◆ DATA:
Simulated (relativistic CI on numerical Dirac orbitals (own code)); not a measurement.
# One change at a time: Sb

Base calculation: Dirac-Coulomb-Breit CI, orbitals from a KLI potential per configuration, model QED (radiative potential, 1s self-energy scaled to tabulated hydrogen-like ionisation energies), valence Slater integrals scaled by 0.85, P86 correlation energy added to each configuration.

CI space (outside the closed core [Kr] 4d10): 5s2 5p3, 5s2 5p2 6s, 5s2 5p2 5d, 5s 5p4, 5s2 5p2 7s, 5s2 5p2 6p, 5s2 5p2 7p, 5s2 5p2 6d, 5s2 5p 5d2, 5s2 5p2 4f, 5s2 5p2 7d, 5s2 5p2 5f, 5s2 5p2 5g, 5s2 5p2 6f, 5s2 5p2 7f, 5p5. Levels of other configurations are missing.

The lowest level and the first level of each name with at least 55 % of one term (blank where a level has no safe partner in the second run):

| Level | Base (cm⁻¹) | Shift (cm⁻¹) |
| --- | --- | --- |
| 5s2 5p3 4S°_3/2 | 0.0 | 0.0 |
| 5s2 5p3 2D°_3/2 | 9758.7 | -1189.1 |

◆ BRIEF: Return the entries above exactly as they were written.

◆ ANSWER AREA:
Simulated (relativistic CI on numerical Dirac orbitals (own code)); not a measurement.
# One change at a time: Sb

Base calculation: Dirac-Coulomb-Breit CI, orbitals from a KLI potential per configuration, model QED (radiative potential, 1s self-energy scaled to tabulated hydrogen-like ionisation energies), valence Slater integrals scaled by 0.85, P86 correlation energy added to each configuration.

CI space (outside the closed core [Kr] 4d10): 5s2 5p3, 5s2 5p2 6s, 5s2 5p2 5d, 5s 5p4, 5s2 5p2 7s, 5s2 5p2 6p, 5s2 5p2 7p, 5s2 5p2 6d, 5s2 5p 5d2, 5s2 5p2 4f, 5s2 5p2 7d, 5s2 5p2 5f, 5s2 5p2 5g, 5s2 5p2 6f, 5s2 5p2 7f, 5p5. Levels of other configurations are missing.

The lowest level and the first level of each name with at least 55 % of one term (blank where a level has no safe partner in the second run):

| Level | Base (cm⁻¹) | Shift (cm⁻¹) |
| --- | --- | --- |
| 5s2 5p3 4S°_3/2 | 0.0 | 0.0 |
| 5s2 5p3 2D°_3/2 | 9758.7 | -1189.1 |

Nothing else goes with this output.